BRIEF:
Of the entries below, restate word for word only the section that runs from the line with "Broadened absorption spectrum of C5H10GaNO2" to the line with "Theory: TDDFT PBE0/def2-SVPD, vertical, gas", counting both ends.

◇ ◇ ◇ ◇ ◇ ◇ ◇

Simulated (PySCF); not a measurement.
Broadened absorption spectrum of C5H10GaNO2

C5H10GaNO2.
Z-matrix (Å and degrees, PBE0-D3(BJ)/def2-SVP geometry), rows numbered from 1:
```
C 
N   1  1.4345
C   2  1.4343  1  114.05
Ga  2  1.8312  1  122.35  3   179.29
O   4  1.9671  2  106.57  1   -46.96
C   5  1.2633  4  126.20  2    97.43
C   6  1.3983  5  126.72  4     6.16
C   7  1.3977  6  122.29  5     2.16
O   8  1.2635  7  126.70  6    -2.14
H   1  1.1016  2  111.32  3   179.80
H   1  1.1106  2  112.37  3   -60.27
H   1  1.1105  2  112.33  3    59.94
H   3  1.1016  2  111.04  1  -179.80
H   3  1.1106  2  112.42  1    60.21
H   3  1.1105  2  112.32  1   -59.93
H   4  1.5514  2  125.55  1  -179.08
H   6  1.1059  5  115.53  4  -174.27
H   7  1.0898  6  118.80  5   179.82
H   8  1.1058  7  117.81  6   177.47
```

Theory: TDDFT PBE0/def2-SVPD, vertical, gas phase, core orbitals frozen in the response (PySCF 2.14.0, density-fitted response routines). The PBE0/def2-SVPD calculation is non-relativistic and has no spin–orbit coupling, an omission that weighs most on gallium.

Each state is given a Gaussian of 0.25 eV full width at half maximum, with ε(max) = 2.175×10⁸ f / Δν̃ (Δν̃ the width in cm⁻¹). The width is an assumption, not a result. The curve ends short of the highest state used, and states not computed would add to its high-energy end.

◇ ◇ ◇ ◇ ◇ ◇ ◇

ANSWER BOX:
Broadened absorption spectrum of C5H10GaNO2

C5H10GaNO2.
Z-matrix (Å and degrees, PBE0-D3(BJ)/def2-SVP geometry), rows numbered from 1:
```
C 
N   1  1.4345
C   2  1.4343  1  114.05
Ga  2  1.8312  1  122.35  3   179.29
O   4  1.9671  2  106.57  1   -46.96
C   5  1.2633  4  126.20  2    97.43
C   6  1.3983  5  126.72  4     6.16
C   7  1.3977  6  122.29  5     2.16
O   8  1.2635  7  126.70  6    -2.14
H   1  1.1016  2  111.32  3   179.80
H   1  1.1106  2  112.37  3   -60.27
H   1  1.1105  2  112.33  3    59.94
H   3  1.1016  2  111.04  1  -179.80
H   3  1.1106  2  112.42  1    60.21
H   3  1.1105  2  112.32  1   -59.93
H   4  1.5514  2  125.55  1  -179.08
H   6  1.1059  5  115.53  4  -174.27
H   7  1.0898  6  118.80  5   179.82
H   8  1.1058  7  117.81  6   177.47
```

Theory: TDDFT PBE0/def2-SVPD, vertical, gas phase, core orbitals frozen in the response (PySCF 2.14.0, density-fitted response routines). The PBE0/def2-SVPD calculation is non-relativistic and has no spin–orbit coupling, an omission that weighs most on gallium.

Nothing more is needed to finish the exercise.